Using the listing below, retype exactly the lines starting at the one with "# SnTe (F-43m) in VASP: single point with LDA" and ending at the one with "### Step 1. The cell of the first run", and include both.

..............................

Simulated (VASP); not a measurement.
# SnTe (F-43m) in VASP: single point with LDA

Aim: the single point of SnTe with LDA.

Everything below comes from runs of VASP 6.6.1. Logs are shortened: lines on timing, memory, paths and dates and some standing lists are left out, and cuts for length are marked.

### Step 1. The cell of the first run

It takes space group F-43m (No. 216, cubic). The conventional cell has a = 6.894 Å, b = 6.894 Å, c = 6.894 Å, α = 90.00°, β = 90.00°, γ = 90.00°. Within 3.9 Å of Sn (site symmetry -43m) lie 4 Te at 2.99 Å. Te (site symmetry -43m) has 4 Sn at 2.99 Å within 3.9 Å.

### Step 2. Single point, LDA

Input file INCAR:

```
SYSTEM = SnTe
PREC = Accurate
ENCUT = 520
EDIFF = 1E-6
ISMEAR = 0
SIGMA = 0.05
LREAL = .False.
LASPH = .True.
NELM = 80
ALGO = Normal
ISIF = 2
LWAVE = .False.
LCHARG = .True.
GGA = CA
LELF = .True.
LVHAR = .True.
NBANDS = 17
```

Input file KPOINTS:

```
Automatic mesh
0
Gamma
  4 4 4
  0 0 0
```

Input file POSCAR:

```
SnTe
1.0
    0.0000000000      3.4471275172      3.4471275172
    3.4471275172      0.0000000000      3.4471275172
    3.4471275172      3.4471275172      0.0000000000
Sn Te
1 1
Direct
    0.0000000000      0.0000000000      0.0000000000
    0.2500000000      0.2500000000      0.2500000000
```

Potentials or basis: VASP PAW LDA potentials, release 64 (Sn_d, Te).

..............................

▶ **Task solution**:
# SnTe (F-43m) in VASP: single point with LDA

Aim: the single point of SnTe with LDA.

Everything below comes from runs of VASP 6.6.1. Logs are shortened: lines on timing, memory, paths and dates and some standing lists are left out, and cuts for length are marked.

### Step 1. The cell of the first run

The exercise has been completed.